**Input data**:
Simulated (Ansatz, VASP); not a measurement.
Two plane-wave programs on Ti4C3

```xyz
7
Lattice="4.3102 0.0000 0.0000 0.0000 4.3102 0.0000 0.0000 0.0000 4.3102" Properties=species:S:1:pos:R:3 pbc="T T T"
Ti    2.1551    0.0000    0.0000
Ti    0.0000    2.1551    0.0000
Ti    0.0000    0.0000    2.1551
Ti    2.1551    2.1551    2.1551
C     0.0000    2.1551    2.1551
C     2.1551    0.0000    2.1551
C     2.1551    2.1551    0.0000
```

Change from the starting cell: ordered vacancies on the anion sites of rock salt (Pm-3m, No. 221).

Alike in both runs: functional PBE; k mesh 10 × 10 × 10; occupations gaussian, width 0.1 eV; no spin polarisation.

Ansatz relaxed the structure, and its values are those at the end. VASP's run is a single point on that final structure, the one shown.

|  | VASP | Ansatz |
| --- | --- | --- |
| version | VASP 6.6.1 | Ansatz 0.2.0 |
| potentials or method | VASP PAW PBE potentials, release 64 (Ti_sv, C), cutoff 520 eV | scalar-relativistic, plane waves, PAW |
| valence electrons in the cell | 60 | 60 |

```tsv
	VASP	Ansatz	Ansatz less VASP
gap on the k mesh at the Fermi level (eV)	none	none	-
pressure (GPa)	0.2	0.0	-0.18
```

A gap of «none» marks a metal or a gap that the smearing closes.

**Activity**:
Go through the records above and retype each one exactly.

**Exercise answer**:
Simulated (Ansatz, VASP); not a measurement.
Two plane-wave programs on Ti4C3

```xyz
7
Lattice="4.3102 0.0000 0.0000 0.0000 4.3102 0.0000 0.0000 0.0000 4.3102" Properties=species:S:1:pos:R:3 pbc="T T T"
Ti    2.1551    0.0000    0.0000
Ti    0.0000    2.1551    0.0000
Ti    0.0000    0.0000    2.1551
Ti    2.1551    2.1551    2.1551
C     0.0000    2.1551    2.1551
C     2.1551    0.0000    2.1551
C     2.1551    2.1551    0.0000
```

Change from the starting cell: ordered vacancies on the anion sites of rock salt (Pm-3m, No. 221).

Alike in both runs: functional PBE; k mesh 10 × 10 × 10; occupations gaussian, width 0.1 eV; no spin polarisation.

Ansatz relaxed the structure, and its values are those at the end. VASP's run is a single point on that final structure, the one shown.

|  | VASP | Ansatz |
| --- | --- | --- |
| version | VASP 6.6.1 | Ansatz 0.2.0 |
| potentials or method | VASP PAW PBE potentials, release 64 (Ti_sv, C), cutoff 520 eV | scalar-relativistic, plane waves, PAW |
| valence electrons in the cell | 60 | 60 |

```tsv
	VASP	Ansatz	Ansatz less VASP
gap on the k mesh at the Fermi level (eV)	none	none	-
pressure (GPa)	0.2	0.0	-0.18
```

A gap of «none» marks a metal or a gap that the smearing closes.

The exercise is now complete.